--- Exercise ---
Keep to one stretch of the data below, the lines from the one with "These are simulated" up to and including the one with "The sheet's in-plane", and return that stretch exactly.

--- Provided information ---
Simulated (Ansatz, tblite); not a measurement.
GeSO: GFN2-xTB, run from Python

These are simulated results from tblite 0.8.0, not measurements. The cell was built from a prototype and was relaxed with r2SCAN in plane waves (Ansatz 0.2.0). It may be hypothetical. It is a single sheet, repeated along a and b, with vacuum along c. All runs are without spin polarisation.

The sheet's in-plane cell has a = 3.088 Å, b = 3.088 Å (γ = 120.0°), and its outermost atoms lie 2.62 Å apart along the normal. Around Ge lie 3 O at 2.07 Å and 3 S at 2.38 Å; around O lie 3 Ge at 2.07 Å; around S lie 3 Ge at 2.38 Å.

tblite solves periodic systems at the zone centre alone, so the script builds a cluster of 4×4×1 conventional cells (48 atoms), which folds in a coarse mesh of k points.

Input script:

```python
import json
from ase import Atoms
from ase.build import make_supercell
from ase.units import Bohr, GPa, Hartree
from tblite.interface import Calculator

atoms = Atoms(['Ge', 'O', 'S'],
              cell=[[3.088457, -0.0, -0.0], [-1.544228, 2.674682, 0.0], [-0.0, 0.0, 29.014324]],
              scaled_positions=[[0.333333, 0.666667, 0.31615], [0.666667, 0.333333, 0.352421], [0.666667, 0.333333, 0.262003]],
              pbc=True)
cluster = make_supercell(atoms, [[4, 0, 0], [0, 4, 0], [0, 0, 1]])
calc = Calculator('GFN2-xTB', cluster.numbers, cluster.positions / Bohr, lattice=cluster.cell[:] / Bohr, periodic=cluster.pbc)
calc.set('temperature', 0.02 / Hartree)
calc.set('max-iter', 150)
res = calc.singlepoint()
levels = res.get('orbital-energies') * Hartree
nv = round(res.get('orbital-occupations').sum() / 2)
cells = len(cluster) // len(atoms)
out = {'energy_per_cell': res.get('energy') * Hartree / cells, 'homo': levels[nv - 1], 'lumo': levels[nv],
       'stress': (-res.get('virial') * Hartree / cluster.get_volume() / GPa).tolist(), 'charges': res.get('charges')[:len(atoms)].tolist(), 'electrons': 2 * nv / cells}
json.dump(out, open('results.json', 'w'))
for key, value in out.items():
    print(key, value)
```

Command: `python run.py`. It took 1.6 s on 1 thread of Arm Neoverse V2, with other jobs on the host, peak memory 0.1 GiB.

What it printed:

--- Answer area ---
These are simulated results from tblite 0.8.0, not measurements. The cell was built from a prototype and was relaxed with r2SCAN in plane waves (Ansatz 0.2.0). It may be hypothetical. It is a single sheet, repeated along a and b, with vacuum along c. All runs are without spin polarisation.

The sheet's in-plane cell has a = 3.088 Å, b = 3.088 Å (γ = 120.0°), and its outermost atoms lie 2.62 Å apart along the normal. Around Ge lie 3 O at 2.07 Å and 3 S at 2.38 Å; around O lie 3 Ge at 2.07 Å; around S lie 3 Ge at 2.38 Å.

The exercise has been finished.